> [Exercise]: Once you reach the line containing "Method: r2SCAN meta-GGA, VASP's" in the data below, restate each line word for word up to and including the one containing "(on the k-mesh).".

--*--
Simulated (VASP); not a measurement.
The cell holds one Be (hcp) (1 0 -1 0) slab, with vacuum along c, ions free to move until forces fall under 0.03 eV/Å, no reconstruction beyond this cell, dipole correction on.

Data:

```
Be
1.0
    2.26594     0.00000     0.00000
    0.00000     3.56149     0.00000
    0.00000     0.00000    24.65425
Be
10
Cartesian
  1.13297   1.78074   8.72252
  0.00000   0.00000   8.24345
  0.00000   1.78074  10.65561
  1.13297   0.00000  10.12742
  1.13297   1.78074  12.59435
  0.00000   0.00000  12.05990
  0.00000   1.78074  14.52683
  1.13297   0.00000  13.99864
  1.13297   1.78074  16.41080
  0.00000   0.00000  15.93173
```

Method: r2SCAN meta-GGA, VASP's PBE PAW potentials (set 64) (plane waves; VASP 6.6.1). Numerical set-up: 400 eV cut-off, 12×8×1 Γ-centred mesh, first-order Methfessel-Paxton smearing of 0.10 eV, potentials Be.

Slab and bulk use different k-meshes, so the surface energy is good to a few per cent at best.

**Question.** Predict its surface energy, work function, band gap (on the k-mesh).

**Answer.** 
--*--

> [Expected answer]:
Method: r2SCAN meta-GGA, VASP's PBE PAW potentials (set 64) (plane waves; VASP 6.6.1). Numerical set-up: 400 eV cut-off, 12×8×1 Γ-centred mesh, first-order Methfessel-Paxton smearing of 0.10 eV, potentials Be.

Slab and bulk use different k-meshes, so the surface energy is good to a few per cent at best.

**Question.** Predict its surface energy, work function, band gap (on the k-mesh).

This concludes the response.